Task item: Exact copies of all the records are to be output.

Dataset records:
********

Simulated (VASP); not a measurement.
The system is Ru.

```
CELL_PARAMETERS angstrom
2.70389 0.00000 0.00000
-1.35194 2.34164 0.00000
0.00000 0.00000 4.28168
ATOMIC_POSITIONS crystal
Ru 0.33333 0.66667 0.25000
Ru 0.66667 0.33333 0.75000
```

********

Exercise solution:
Simulated (VASP); not a measurement.
The system is Ru.

```
CELL_PARAMETERS angstrom
2.70389 0.00000 0.00000
-1.35194 2.34164 0.00000
0.00000 0.00000 4.28168
ATOMIC_POSITIONS crystal
Ru 0.33333 0.66667 0.25000
Ru 0.66667 0.33333 0.75000
```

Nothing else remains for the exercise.